### Activity:
For the records below, print every one exactly, with nothing dropped.

### Supplied material:
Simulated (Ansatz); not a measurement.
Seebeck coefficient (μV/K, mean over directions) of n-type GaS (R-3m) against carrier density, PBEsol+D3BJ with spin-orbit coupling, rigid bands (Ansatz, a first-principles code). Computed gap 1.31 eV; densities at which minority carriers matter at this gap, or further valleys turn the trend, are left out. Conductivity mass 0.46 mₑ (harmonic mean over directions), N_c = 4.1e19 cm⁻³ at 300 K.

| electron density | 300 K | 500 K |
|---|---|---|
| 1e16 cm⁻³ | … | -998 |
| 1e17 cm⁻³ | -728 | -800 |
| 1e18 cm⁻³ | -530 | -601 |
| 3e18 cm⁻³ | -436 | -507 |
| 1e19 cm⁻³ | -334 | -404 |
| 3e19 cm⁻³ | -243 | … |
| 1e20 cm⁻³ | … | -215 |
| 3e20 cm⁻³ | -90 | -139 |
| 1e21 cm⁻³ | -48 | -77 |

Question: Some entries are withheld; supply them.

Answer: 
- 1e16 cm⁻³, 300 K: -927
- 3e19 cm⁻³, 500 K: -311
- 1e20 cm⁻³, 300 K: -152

### Your response:
Simulated (Ansatz); not a measurement.
Seebeck coefficient (μV/K, mean over directions) of n-type GaS (R-3m) against carrier density, PBEsol+D3BJ with spin-orbit coupling, rigid bands (Ansatz, a first-principles code). Computed gap 1.31 eV; densities at which minority carriers matter at this gap, or further valleys turn the trend, are left out. Conductivity mass 0.46 mₑ (harmonic mean over directions), N_c = 4.1e19 cm⁻³ at 300 K.

| electron density | 300 K | 500 K |
|---|---|---|
| 1e16 cm⁻³ | … | -998 |
| 1e17 cm⁻³ | -728 | -800 |
| 1e18 cm⁻³ | -530 | -601 |
| 3e18 cm⁻³ | -436 | -507 |
| 1e19 cm⁻³ | -334 | -404 |
| 3e19 cm⁻³ | -243 | … |
| 1e20 cm⁻³ | … | -215 |
| 3e20 cm⁻³ | -90 | -139 |
| 1e21 cm⁻³ | -48 | -77 |

Question: Some entries are withheld; supply them.

Answer: 
- 1e16 cm⁻³, 300 K: -927
- 3e19 cm⁻³, 500 K: -311
- 1e20 cm⁻³, 300 K: -152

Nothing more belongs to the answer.